_Given information_
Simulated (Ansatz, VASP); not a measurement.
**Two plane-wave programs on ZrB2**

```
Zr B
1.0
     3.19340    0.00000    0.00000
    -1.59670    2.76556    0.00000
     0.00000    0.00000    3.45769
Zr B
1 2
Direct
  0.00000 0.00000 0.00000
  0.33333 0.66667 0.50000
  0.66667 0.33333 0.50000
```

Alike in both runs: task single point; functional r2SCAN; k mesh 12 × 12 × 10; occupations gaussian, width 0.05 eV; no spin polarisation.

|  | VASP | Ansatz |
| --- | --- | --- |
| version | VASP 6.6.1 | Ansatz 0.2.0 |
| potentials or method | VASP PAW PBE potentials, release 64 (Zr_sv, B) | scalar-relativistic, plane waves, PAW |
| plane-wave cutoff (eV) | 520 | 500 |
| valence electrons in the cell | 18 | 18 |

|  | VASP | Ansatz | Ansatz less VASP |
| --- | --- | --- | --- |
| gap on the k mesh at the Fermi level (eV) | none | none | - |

_Activity_
Repeat each entry exactly.

_Expected answer_
Simulated (Ansatz, VASP); not a measurement.
**Two plane-wave programs on ZrB2**

```
Zr B
1.0
     3.19340    0.00000    0.00000
    -1.59670    2.76556    0.00000
     0.00000    0.00000    3.45769
Zr B
1 2
Direct
  0.00000 0.00000 0.00000
  0.33333 0.66667 0.50000
  0.66667 0.33333 0.50000
```

Alike in both runs: task single point; functional r2SCAN; k mesh 12 × 12 × 10; occupations gaussian, width 0.05 eV; no spin polarisation.

|  | VASP | Ansatz |
| --- | --- | --- |
| version | VASP 6.6.1 | Ansatz 0.2.0 |
| potentials or method | VASP PAW PBE potentials, release 64 (Zr_sv, B) | scalar-relativistic, plane waves, PAW |
| plane-wave cutoff (eV) | 520 | 500 |
| valence electrons in the cell | 18 | 18 |

|  | VASP | Ansatz | Ansatz less VASP |
| --- | --- | --- | --- |
| gap on the k mesh at the Fermi level (eV) | none | none | - |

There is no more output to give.